▸ **INFORMATION SUPPLIED**:
──────────────────────────────
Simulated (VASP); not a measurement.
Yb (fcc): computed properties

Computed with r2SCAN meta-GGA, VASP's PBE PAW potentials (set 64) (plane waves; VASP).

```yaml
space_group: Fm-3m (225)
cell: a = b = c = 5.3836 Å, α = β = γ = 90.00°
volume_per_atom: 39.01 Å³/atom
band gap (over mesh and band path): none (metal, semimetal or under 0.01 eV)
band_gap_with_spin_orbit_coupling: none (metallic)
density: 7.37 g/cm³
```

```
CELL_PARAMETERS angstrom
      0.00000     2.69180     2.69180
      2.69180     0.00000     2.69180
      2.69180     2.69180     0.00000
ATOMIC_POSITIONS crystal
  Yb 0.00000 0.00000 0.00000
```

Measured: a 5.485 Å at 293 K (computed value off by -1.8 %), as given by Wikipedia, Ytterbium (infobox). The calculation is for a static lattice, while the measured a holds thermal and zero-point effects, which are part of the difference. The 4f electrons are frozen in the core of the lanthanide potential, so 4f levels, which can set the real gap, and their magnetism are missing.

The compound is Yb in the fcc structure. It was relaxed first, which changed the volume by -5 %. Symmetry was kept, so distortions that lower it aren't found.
──────────────────────────────

▸ **WORK ITEM**: The response must hold only the lines above from the line with "Computed with r2SCAN" through the line with "Measured: a 5.485", each copied exactly, both ends kept.

▸ **YOUR RESPONSE**:
Computed with r2SCAN meta-GGA, VASP's PBE PAW potentials (set 64) (plane waves; VASP).

```yaml
space_group: Fm-3m (225)
cell: a = b = c = 5.3836 Å, α = β = γ = 90.00°
volume_per_atom: 39.01 Å³/atom
band gap (over mesh and band path): none (metal, semimetal or under 0.01 eV)
band_gap_with_spin_orbit_coupling: none (metallic)
density: 7.37 g/cm³
```

```
CELL_PARAMETERS angstrom
      0.00000     2.69180     2.69180
      2.69180     0.00000     2.69180
      2.69180     2.69180     0.00000
ATOMIC_POSITIONS crystal
  Yb 0.00000 0.00000 0.00000
```

Measured: a 5.485 Å at 293 K (computed value off by -1.8 %), as given by Wikipedia, Ytterbium (infobox). The calculation is for a static lattice, while the measured a holds thermal and zero-point effects, which are part of the difference. The 4f electrons are frozen in the core of the lanthanide potential, so 4f levels, which can set the real gap, and their magnetism are missing.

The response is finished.